Each line below needs to be repeated precisely as it is.

+===+

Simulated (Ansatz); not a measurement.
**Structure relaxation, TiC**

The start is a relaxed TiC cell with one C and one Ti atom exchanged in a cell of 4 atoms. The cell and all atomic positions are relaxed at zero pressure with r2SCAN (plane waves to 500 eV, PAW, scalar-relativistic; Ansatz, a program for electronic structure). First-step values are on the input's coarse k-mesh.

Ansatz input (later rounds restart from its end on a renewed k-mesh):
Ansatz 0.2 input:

+===+

▶ WRITTEN ANSWER
Simulated (Ansatz); not a measurement.
**Structure relaxation, TiC**

The start is a relaxed TiC cell with one C and one Ti atom exchanged in a cell of 4 atoms. The cell and all atomic positions are relaxed at zero pressure with r2SCAN (plane waves to 500 eV, PAW, scalar-relativistic; Ansatz, a program for electronic structure). First-step values are on the input's coarse k-mesh.

Ansatz input (later rounds restart from its end on a renewed k-mesh):
Ansatz 0.2 input:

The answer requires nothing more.